= Required action =
Nothing in the records may be altered; repeat them exactly.

= Input data =
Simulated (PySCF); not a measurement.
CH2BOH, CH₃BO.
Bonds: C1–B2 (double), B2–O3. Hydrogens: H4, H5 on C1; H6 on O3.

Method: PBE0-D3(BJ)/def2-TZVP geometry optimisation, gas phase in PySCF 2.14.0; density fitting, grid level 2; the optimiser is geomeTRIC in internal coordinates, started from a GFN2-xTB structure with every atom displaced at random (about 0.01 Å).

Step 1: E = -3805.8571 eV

= Exercise response =
Simulated (PySCF); not a measurement.
CH2BOH, CH₃BO.
Bonds: C1–B2 (double), B2–O3. Hydrogens: H4, H5 on C1; H6 on O3.

Method: PBE0-D3(BJ)/def2-TZVP geometry optimisation, gas phase in PySCF 2.14.0; density fitting, grid level 2; the optimiser is geomeTRIC in internal coordinates, started from a GFN2-xTB structure with every atom displaced at random (about 0.01 Å).

Step 1: E = -3805.8571 eV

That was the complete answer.